·····

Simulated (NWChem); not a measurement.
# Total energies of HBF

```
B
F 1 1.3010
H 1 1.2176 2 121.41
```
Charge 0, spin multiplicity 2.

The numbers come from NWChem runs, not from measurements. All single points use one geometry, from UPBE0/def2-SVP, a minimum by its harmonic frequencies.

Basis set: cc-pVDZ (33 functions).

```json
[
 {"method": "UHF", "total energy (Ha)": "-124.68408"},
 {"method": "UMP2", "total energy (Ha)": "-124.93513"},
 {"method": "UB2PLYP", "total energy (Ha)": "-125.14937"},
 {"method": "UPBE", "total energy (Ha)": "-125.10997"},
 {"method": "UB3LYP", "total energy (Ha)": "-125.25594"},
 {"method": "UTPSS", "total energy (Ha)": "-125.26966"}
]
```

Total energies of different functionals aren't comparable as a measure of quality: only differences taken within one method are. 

·····

§ **Required action**
The records shown above should be given again word for word.

§ **Written response**
Simulated (NWChem); not a measurement.
# Total energies of HBF

```
B
F 1 1.3010
H 1 1.2176 2 121.41
```
Charge 0, spin multiplicity 2.

The numbers come from NWChem runs, not from measurements. All single points use one geometry, from UPBE0/def2-SVP, a minimum by its harmonic frequencies.

Basis set: cc-pVDZ (33 functions).

```json
[
 {"method": "UHF", "total energy (Ha)": "-124.68408"},
 {"method": "UMP2", "total energy (Ha)": "-124.93513"},
 {"method": "UB2PLYP", "total energy (Ha)": "-125.14937"},
 {"method": "UPBE", "total energy (Ha)": "-125.10997"},
 {"method": "UB3LYP", "total energy (Ha)": "-125.25594"},
 {"method": "UTPSS", "total energy (Ha)": "-125.26966"}
]
```

Total energies of different functionals aren't comparable as a measure of quality: only differences taken within one method are. 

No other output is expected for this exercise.